WORK REQUEST: What follows is a listing; give it again exactly, in its entirety.

INFORMATION SUPPLIED Block Start

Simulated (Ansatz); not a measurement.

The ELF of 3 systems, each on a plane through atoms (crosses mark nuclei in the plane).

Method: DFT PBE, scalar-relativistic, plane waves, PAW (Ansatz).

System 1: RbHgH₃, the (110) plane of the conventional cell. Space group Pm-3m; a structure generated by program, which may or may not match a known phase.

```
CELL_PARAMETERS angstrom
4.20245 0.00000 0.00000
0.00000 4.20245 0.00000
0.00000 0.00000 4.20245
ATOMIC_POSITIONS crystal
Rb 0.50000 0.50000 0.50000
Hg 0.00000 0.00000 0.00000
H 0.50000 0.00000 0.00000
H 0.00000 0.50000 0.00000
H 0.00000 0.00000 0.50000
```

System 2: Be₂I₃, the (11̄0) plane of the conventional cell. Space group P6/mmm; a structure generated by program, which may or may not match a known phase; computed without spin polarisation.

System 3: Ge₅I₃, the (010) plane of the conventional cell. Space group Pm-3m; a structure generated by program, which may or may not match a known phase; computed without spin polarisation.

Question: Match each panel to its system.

INFORMATION SUPPLIED Block End

ANSWER SECTION:
Simulated (Ansatz); not a measurement.

The ELF of 3 systems, each on a plane through atoms (crosses mark nuclei in the plane).

Method: DFT PBE, scalar-relativistic, plane waves, PAW (Ansatz).

System 1: RbHgH₃, the (110) plane of the conventional cell. Space group Pm-3m; a structure generated by program, which may or may not match a known phase.

```
CELL_PARAMETERS angstrom
4.20245 0.00000 0.00000
0.00000 4.20245 0.00000
0.00000 0.00000 4.20245
ATOMIC_POSITIONS crystal
Rb 0.50000 0.50000 0.50000
Hg 0.00000 0.00000 0.00000
H 0.50000 0.00000 0.00000
H 0.00000 0.50000 0.00000
H 0.00000 0.00000 0.50000
```

System 2: Be₂I₃, the (11̄0) plane of the conventional cell. Space group P6/mmm; a structure generated by program, which may or may not match a known phase; computed without spin polarisation.

System 3: Ge₅I₃, the (010) plane of the conventional cell. Space group Pm-3m; a structure generated by program, which may or may not match a known phase; computed without spin polarisation.

Question: Match each panel to its system.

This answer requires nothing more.